_Assignment_
Retype the data exactly. Spelling and punctuation stay as they are.

#### Information given ####

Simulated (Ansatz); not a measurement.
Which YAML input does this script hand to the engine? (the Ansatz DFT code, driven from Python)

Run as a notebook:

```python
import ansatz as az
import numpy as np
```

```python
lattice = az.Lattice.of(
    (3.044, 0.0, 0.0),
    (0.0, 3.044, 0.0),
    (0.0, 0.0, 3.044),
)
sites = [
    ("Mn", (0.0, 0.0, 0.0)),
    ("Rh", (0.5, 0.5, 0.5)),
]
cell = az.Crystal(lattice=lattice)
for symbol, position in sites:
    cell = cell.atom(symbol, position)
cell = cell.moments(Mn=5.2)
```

####

_Your solution_
Simulated (Ansatz); not a measurement.
Which YAML input does this script hand to the engine? (the Ansatz DFT code, driven from Python)

Run as a notebook:

```python
import ansatz as az
import numpy as np
```

```python
lattice = az.Lattice.of(
    (3.044, 0.0, 0.0),
    (0.0, 3.044, 0.0),
    (0.0, 0.0, 3.044),
)
sites = [
    ("Mn", (0.0, 0.0, 0.0)),
    ("Rh", (0.5, 0.5, 0.5)),
]
cell = az.Crystal(lattice=lattice)
for symbol, position in sites:
    cell = cell.atom(symbol, position)
cell = cell.moments(Mn=5.2)
```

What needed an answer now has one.